## Work order
Your answer must hold only the lines below from the line containing "The cell holds" through the line containing "Localised orbitals split", each reproduced exactly.

====== Data for review

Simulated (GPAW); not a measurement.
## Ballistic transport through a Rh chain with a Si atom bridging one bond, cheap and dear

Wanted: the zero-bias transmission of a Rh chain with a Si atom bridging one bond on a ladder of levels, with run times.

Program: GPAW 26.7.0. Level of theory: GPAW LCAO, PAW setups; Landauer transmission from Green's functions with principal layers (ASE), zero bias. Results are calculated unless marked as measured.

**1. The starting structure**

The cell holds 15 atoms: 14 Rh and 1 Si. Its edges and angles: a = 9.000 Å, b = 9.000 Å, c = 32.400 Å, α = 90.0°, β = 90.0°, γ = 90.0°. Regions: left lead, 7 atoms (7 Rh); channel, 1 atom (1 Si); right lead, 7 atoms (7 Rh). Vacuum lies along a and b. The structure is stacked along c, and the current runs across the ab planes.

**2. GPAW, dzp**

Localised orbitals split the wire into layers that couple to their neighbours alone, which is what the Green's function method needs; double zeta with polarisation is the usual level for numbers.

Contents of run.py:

============

## Solution
The cell holds 15 atoms: 14 Rh and 1 Si. Its edges and angles: a = 9.000 Å, b = 9.000 Å, c = 32.400 Å, α = 90.0°, β = 90.0°, γ = 90.0°. Regions: left lead, 7 atoms (7 Rh); channel, 1 atom (1 Si); right lead, 7 atoms (7 Rh). Vacuum lies along a and b. The structure is stacked along c, and the current runs across the ab planes.

**2. GPAW, dzp**

Localised orbitals split the wire into layers that couple to their neighbours alone, which is what the Green's function method needs; double zeta with polarisation is the usual level for numbers.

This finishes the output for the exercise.